### [Required action]
Starting at the top of the entries below, set down each line exactly as written, and stop after the line containing "Method: CP2K with".

### [Record set]

-- Opening Marker --

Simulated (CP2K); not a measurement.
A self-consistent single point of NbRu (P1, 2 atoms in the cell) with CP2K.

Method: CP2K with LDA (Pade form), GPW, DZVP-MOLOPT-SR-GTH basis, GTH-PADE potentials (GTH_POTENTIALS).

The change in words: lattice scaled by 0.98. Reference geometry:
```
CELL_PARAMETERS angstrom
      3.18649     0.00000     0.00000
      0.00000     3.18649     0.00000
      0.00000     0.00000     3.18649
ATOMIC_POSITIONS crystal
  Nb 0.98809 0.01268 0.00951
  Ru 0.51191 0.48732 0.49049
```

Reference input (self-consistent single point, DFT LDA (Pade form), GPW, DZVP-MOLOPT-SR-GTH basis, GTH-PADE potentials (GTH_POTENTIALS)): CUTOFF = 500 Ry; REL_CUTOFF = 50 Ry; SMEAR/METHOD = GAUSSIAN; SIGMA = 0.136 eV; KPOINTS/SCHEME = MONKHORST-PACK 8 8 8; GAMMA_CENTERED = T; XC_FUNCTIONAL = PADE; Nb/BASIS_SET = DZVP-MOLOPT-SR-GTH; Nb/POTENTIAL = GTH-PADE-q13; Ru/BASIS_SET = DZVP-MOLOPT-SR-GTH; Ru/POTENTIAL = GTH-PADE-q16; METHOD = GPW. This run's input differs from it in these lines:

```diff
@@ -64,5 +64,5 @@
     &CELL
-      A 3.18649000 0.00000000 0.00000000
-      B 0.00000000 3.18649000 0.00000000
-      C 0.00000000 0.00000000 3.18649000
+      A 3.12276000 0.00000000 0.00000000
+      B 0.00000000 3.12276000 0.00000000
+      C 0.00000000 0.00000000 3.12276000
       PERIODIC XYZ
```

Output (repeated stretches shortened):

-- Closing Marker --

### [Your solution]
Simulated (CP2K); not a measurement.
A self-consistent single point of NbRu (P1, 2 atoms in the cell) with CP2K.

Method: CP2K with LDA (Pade form), GPW, DZVP-MOLOPT-SR-GTH basis, GTH-PADE potentials (GTH_POTENTIALS).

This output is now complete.